Please print all of the entries, matching them exactly.

● MATERIAL SHOWN
□ □ □

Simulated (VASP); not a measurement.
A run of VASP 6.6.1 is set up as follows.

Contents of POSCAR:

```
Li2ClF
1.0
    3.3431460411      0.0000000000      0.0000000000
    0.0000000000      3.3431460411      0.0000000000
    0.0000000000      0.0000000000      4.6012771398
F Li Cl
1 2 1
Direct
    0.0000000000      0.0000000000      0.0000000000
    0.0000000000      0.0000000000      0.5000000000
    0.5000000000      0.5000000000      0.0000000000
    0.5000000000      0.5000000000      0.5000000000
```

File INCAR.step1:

□ □ □

● RESPONSE BOX
Simulated (VASP); not a measurement.
A run of VASP 6.6.1 is set up as follows.

Contents of POSCAR:

```
Li2ClF
1.0
    3.3431460411      0.0000000000      0.0000000000
    0.0000000000      3.3431460411      0.0000000000
    0.0000000000      0.0000000000      4.6012771398
F Li Cl
1 2 1
Direct
    0.0000000000      0.0000000000      0.0000000000
    0.0000000000      0.0000000000      0.5000000000
    0.5000000000      0.5000000000      0.0000000000
    0.5000000000      0.5000000000      0.5000000000
```

File INCAR.step1:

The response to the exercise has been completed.